▸ Dataset content
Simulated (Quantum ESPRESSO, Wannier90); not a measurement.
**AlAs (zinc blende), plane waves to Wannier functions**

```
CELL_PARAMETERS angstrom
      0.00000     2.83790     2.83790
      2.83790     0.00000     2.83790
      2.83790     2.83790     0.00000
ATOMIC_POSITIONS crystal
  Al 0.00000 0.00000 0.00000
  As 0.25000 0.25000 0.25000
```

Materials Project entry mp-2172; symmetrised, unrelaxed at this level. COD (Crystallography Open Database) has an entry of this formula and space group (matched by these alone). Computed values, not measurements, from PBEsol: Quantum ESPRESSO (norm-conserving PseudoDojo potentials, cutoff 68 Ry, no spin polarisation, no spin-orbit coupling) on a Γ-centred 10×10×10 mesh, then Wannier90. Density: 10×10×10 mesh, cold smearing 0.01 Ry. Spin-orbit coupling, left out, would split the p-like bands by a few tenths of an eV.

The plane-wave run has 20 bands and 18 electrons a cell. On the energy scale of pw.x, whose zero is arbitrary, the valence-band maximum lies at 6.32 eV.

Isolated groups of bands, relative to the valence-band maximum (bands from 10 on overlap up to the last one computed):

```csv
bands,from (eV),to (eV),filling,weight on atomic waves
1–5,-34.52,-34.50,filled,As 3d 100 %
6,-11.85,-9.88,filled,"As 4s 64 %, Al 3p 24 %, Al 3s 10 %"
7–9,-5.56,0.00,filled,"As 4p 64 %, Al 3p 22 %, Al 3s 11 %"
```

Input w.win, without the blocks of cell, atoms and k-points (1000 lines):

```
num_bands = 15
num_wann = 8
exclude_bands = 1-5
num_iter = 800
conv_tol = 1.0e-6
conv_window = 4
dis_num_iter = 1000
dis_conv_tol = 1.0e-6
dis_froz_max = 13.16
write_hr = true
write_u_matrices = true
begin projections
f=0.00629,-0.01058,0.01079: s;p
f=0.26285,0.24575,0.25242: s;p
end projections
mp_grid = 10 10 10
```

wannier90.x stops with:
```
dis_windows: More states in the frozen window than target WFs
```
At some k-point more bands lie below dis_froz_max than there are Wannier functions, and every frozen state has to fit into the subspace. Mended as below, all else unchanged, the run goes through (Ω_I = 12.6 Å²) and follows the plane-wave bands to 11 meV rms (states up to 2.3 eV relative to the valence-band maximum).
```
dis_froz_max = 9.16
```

▸ Requirement
Nothing but the exact lines from the start of the material through the line holding "The plane-wave run", both included, belongs in the answer.

▸ Answer box
Simulated (Quantum ESPRESSO, Wannier90); not a measurement.
**AlAs (zinc blende), plane waves to Wannier functions**

```
CELL_PARAMETERS angstrom
      0.00000     2.83790     2.83790
      2.83790     0.00000     2.83790
      2.83790     2.83790     0.00000
ATOMIC_POSITIONS crystal
  Al 0.00000 0.00000 0.00000
  As 0.25000 0.25000 0.25000
```

Materials Project entry mp-2172; symmetrised, unrelaxed at this level. COD (Crystallography Open Database) has an entry of this formula and space group (matched by these alone). Computed values, not measurements, from PBEsol: Quantum ESPRESSO (norm-conserving PseudoDojo potentials, cutoff 68 Ry, no spin polarisation, no spin-orbit coupling) on a Γ-centred 10×10×10 mesh, then Wannier90. Density: 10×10×10 mesh, cold smearing 0.01 Ry. Spin-orbit coupling, left out, would split the p-like bands by a few tenths of an eV.

The plane-wave run has 20 bands and 18 electrons a cell. On the energy scale of pw.x, whose zero is arbitrary, the valence-band maximum lies at 6.32 eV.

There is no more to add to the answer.